EXCERPTED DATA:
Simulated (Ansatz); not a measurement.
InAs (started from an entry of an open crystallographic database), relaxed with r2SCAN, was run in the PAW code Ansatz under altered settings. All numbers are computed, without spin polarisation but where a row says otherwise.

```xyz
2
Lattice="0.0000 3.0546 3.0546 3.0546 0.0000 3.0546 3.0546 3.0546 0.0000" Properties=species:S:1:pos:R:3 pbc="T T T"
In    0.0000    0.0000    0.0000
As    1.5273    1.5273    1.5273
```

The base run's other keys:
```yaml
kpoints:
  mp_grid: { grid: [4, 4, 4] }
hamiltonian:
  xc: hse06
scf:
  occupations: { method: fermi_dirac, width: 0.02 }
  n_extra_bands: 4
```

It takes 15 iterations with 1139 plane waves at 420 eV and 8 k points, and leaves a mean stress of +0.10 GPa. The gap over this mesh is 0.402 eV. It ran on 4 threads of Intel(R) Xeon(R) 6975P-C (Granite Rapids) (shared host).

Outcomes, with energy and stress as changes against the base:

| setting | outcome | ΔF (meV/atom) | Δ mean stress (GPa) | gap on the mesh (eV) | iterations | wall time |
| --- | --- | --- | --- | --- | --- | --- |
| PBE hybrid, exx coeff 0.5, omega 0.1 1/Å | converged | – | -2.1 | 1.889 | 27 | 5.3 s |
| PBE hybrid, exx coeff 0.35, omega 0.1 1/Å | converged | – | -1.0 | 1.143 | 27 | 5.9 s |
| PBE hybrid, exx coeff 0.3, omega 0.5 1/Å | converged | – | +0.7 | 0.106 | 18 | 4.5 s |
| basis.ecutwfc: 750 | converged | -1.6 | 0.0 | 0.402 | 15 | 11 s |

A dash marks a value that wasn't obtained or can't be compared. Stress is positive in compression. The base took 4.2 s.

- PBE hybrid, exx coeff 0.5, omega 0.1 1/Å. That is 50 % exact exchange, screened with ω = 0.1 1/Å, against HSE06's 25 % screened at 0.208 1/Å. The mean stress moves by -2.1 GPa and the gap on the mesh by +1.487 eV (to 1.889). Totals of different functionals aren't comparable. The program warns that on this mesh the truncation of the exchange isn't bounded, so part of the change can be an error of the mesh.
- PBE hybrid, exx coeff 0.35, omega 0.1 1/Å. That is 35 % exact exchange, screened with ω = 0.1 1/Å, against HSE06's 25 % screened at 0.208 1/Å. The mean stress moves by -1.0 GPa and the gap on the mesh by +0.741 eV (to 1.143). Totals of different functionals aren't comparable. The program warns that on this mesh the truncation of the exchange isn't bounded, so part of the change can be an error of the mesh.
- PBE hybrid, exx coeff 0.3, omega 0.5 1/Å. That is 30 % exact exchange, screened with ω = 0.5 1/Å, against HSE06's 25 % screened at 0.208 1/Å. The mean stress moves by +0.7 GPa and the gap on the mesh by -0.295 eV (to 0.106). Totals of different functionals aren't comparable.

REQUIREMENT: One inclusive range is required: first line of the data through the line containing "27 | 5.9 s |". Set it down exactly and output nothing else.

TASK OUTPUT:
Simulated (Ansatz); not a measurement.
InAs (started from an entry of an open crystallographic database), relaxed with r2SCAN, was run in the PAW code Ansatz under altered settings. All numbers are computed, without spin polarisation but where a row says otherwise.

```xyz
2
Lattice="0.0000 3.0546 3.0546 3.0546 0.0000 3.0546 3.0546 3.0546 0.0000" Properties=species:S:1:pos:R:3 pbc="T T T"
In    0.0000    0.0000    0.0000
As    1.5273    1.5273    1.5273
```

The base run's other keys:
```yaml
kpoints:
  mp_grid: { grid: [4, 4, 4] }
hamiltonian:
  xc: hse06
scf:
  occupations: { method: fermi_dirac, width: 0.02 }
  n_extra_bands: 4
```

It takes 15 iterations with 1139 plane waves at 420 eV and 8 k points, and leaves a mean stress of +0.10 GPa. The gap over this mesh is 0.402 eV. It ran on 4 threads of Intel(R) Xeon(R) 6975P-C (Granite Rapids) (shared host).

Outcomes, with energy and stress as changes against the base:

| setting | outcome | ΔF (meV/atom) | Δ mean stress (GPa) | gap on the mesh (eV) | iterations | wall time |
| --- | --- | --- | --- | --- | --- | --- |
| PBE hybrid, exx coeff 0.5, omega 0.1 1/Å | converged | – | -2.1 | 1.889 | 27 | 5.3 s |
| PBE hybrid, exx coeff 0.35, omega 0.1 1/Å | converged | – | -1.0 | 1.143 | 27 | 5.9 s |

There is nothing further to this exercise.